## WORK INSTRUCTION
Write the entries out exactly, with the final line being the one containing "(3) -2.8 GPa.".

## SUPPLIED DATA
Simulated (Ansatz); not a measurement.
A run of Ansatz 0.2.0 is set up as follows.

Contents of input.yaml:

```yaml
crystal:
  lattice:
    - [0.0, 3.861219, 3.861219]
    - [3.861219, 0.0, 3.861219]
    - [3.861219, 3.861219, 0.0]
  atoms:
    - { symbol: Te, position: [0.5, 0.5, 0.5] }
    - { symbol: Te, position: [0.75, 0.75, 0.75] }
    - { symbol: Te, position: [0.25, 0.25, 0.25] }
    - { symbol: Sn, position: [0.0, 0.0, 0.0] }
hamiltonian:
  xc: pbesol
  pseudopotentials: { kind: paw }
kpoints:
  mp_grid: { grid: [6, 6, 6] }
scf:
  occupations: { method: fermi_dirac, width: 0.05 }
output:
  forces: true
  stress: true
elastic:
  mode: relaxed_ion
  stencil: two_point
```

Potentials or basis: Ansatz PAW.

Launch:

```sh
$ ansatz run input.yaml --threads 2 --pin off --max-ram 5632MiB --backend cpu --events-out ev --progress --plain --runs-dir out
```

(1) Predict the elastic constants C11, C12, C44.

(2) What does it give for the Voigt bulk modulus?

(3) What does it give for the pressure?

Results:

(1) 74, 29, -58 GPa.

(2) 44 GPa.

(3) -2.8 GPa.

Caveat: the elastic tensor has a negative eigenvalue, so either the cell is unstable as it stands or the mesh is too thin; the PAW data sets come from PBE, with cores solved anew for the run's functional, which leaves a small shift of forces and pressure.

## EXERCISE RESULT
Simulated (Ansatz); not a measurement.
A run of Ansatz 0.2.0 is set up as follows.

Contents of input.yaml:

```yaml
crystal:
  lattice:
    - [0.0, 3.861219, 3.861219]
    - [3.861219, 0.0, 3.861219]
    - [3.861219, 3.861219, 0.0]
  atoms:
    - { symbol: Te, position: [0.5, 0.5, 0.5] }
    - { symbol: Te, position: [0.75, 0.75, 0.75] }
    - { symbol: Te, position: [0.25, 0.25, 0.25] }
    - { symbol: Sn, position: [0.0, 0.0, 0.0] }
hamiltonian:
  xc: pbesol
  pseudopotentials: { kind: paw }
kpoints:
  mp_grid: { grid: [6, 6, 6] }
scf:
  occupations: { method: fermi_dirac, width: 0.05 }
output:
  forces: true
  stress: true
elastic:
  mode: relaxed_ion
  stencil: two_point
```

Potentials or basis: Ansatz PAW.

Launch:

```sh
$ ansatz run input.yaml --threads 2 --pin off --max-ram 5632MiB --backend cpu --events-out ev --progress --plain --runs-dir out
```

(1) Predict the elastic constants C11, C12, C44.

(2) What does it give for the Voigt bulk modulus?

(3) What does it give for the pressure?

Results:

(1) 74, 29, -58 GPa.

(2) 44 GPa.

(3) -2.8 GPa.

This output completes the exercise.